→ Material supplied:
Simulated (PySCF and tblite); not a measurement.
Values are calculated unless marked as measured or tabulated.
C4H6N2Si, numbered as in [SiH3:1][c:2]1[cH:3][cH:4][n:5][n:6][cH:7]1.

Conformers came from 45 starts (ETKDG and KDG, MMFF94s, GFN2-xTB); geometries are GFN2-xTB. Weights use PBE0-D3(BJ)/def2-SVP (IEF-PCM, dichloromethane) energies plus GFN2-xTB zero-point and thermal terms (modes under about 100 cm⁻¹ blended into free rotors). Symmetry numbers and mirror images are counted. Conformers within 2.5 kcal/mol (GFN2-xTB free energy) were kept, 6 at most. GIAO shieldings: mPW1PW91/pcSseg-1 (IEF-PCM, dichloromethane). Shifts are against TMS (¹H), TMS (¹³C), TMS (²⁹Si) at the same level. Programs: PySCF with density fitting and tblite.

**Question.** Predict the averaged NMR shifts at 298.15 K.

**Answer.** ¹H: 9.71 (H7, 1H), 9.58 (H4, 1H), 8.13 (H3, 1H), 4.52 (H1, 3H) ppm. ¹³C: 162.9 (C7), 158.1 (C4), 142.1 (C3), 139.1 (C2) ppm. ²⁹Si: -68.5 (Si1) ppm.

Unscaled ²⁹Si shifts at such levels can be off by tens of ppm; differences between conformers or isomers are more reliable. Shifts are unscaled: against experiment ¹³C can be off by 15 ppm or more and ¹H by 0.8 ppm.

→ Requirement:
In the listing above, find the line with "Values are calculated" and the line with "-68.5 (Si1) ppm.", then reproduce both and every line between them exactly.

→ Your solution:
Values are calculated unless marked as measured or tabulated.
C4H6N2Si, numbered as in [SiH3:1][c:2]1[cH:3][cH:4][n:5][n:6][cH:7]1.

Conformers came from 45 starts (ETKDG and KDG, MMFF94s, GFN2-xTB); geometries are GFN2-xTB. Weights use PBE0-D3(BJ)/def2-SVP (IEF-PCM, dichloromethane) energies plus GFN2-xTB zero-point and thermal terms (modes under about 100 cm⁻¹ blended into free rotors). Symmetry numbers and mirror images are counted. Conformers within 2.5 kcal/mol (GFN2-xTB free energy) were kept, 6 at most. GIAO shieldings: mPW1PW91/pcSseg-1 (IEF-PCM, dichloromethane). Shifts are against TMS (¹H), TMS (¹³C), TMS (²⁹Si) at the same level. Programs: PySCF with density fitting and tblite.

**Question.** Predict the averaged NMR shifts at 298.15 K.

**Answer.** ¹H: 9.71 (H7, 1H), 9.58 (H4, 1H), 8.13 (H3, 1H), 4.52 (H1, 3H) ppm. ¹³C: 162.9 (C7), 158.1 (C4), 142.1 (C3), 139.1 (C2) ppm. ²⁹Si: -68.5 (Si1) ppm.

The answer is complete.